_Action item_
Copy, word for word, each line of the data below from the first through the line containing "Wanted: harmonic frequency within 1 %.", and stop there.

═══ Extracted material ═══
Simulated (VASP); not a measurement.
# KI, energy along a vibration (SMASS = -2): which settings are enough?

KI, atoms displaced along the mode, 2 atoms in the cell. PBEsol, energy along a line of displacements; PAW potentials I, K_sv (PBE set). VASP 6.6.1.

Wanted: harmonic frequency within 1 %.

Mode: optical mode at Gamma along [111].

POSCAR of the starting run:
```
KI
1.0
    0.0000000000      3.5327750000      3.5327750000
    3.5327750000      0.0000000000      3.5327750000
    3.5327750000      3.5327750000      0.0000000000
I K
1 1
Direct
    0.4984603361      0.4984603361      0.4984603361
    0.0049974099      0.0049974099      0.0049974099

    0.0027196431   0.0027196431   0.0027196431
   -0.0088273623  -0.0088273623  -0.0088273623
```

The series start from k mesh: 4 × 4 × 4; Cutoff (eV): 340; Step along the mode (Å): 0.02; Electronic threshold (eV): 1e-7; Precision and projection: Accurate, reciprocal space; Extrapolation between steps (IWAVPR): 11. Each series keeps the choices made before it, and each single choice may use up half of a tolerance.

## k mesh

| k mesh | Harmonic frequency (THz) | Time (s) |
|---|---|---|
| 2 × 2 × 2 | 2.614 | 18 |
═══

_Task response_
Simulated (VASP); not a measurement.
# KI, energy along a vibration (SMASS = -2): which settings are enough?

KI, atoms displaced along the mode, 2 atoms in the cell. PBEsol, energy along a line of displacements; PAW potentials I, K_sv (PBE set). VASP 6.6.1.

Wanted: harmonic frequency within 1 %.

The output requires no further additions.